-- Activity --
Only the lines from the one containing "A perfectly stirred" through the one containing "0.00279 | 3.76e-5 |" should be printed, exactly as they appear below, with both ends included.

-- Data records --
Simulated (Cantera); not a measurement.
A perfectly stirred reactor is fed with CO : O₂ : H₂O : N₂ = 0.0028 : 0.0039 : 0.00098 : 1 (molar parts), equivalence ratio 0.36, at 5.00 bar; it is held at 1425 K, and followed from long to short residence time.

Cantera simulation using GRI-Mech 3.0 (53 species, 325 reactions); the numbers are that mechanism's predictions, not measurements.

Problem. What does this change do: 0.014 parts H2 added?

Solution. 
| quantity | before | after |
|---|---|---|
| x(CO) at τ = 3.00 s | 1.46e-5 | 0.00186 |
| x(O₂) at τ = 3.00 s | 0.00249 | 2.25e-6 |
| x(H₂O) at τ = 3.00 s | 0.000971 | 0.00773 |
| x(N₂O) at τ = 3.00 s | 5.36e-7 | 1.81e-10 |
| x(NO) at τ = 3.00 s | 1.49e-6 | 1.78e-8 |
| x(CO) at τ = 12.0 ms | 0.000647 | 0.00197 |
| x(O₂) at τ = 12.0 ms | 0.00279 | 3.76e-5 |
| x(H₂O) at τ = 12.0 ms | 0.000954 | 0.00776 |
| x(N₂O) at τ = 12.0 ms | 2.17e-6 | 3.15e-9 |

-- Solution --
A perfectly stirred reactor is fed with CO : O₂ : H₂O : N₂ = 0.0028 : 0.0039 : 0.00098 : 1 (molar parts), equivalence ratio 0.36, at 5.00 bar; it is held at 1425 K, and followed from long to short residence time.

Cantera simulation using GRI-Mech 3.0 (53 species, 325 reactions); the numbers are that mechanism's predictions, not measurements.

Problem. What does this change do: 0.014 parts H2 added?

Solution. 
| quantity | before | after |
|---|---|---|
| x(CO) at τ = 3.00 s | 1.46e-5 | 0.00186 |
| x(O₂) at τ = 3.00 s | 0.00249 | 2.25e-6 |
| x(H₂O) at τ = 3.00 s | 0.000971 | 0.00773 |
| x(N₂O) at τ = 3.00 s | 5.36e-7 | 1.81e-10 |
| x(NO) at τ = 3.00 s | 1.49e-6 | 1.78e-8 |
| x(CO) at τ = 12.0 ms | 0.000647 | 0.00197 |
| x(O₂) at τ = 12.0 ms | 0.00279 | 3.76e-5 |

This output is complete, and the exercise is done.